<<<<

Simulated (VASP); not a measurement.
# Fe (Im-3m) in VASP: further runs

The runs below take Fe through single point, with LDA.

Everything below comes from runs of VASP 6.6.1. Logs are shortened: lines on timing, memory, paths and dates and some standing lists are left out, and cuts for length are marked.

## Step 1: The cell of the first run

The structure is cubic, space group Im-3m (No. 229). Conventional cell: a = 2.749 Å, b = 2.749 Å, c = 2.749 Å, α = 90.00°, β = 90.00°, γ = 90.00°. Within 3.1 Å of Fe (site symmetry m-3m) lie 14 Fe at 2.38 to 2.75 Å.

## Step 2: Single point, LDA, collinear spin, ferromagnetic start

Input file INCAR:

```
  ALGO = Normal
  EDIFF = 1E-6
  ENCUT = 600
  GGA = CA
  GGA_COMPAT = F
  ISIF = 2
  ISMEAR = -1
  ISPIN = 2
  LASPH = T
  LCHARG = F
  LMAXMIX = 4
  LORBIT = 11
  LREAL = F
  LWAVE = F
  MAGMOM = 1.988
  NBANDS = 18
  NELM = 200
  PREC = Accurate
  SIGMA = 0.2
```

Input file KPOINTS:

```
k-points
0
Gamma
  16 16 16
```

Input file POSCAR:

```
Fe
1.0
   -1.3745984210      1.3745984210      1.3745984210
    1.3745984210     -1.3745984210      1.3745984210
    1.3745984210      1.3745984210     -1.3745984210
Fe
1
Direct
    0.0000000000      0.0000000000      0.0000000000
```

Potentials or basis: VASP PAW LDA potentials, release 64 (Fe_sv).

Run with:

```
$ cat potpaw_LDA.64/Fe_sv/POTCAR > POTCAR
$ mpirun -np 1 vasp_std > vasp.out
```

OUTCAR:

>>>>

Word for word, reproduce the listing above from its start up to and including the line that has "The runs below". Give only those lines.

▶ [Answer box]
Simulated (VASP); not a measurement.
# Fe (Im-3m) in VASP: further runs

The runs below take Fe through single point, with LDA.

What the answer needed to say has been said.